Brief: Would you output all the data exactly as it stands?

[Study material — start]

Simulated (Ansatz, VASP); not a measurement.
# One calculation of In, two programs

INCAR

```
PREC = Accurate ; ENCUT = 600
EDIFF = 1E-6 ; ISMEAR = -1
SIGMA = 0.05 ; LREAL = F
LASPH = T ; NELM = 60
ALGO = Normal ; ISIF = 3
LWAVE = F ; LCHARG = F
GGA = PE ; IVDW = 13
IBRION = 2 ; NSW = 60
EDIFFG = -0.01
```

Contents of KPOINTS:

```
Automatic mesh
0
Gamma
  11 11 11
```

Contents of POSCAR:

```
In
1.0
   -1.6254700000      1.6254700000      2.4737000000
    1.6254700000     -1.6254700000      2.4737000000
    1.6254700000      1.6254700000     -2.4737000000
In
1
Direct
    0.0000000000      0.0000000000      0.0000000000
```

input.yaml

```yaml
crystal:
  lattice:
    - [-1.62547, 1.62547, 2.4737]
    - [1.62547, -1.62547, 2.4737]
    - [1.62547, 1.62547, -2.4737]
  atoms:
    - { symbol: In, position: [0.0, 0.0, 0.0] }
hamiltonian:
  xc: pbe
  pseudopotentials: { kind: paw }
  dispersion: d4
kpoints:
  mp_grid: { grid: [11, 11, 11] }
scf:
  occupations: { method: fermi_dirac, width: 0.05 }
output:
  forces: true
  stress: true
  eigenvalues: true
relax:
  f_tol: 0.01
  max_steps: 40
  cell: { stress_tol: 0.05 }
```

[Study material — finish]

Response area:
Simulated (Ansatz, VASP); not a measurement.
# One calculation of In, two programs

INCAR

```
PREC = Accurate ; ENCUT = 600
EDIFF = 1E-6 ; ISMEAR = -1
SIGMA = 0.05 ; LREAL = F
LASPH = T ; NELM = 60
ALGO = Normal ; ISIF = 3
LWAVE = F ; LCHARG = F
GGA = PE ; IVDW = 13
IBRION = 2 ; NSW = 60
EDIFFG = -0.01
```

Contents of KPOINTS:

```
Automatic mesh
0
Gamma
  11 11 11
```

Contents of POSCAR:

```
In
1.0
   -1.6254700000      1.6254700000      2.4737000000
    1.6254700000     -1.6254700000      2.4737000000
    1.6254700000      1.6254700000     -2.4737000000
In
1
Direct
    0.0000000000      0.0000000000      0.0000000000
```

input.yaml

```yaml
crystal:
  lattice:
    - [-1.62547, 1.62547, 2.4737]
    - [1.62547, -1.62547, 2.4737]
    - [1.62547, 1.62547, -2.4737]
  atoms:
    - { symbol: In, position: [0.0, 0.0, 0.0] }
hamiltonian:
  xc: pbe
  pseudopotentials: { kind: paw }
  dispersion: d4
kpoints:
  mp_grid: { grid: [11, 11, 11] }
scf:
  occupations: { method: fermi_dirac, width: 0.05 }
output:
  forces: true
  stress: true
  eigenvalues: true
relax:
  f_tol: 0.01
  max_steps: 40
  cell: { stress_tol: 0.05 }
```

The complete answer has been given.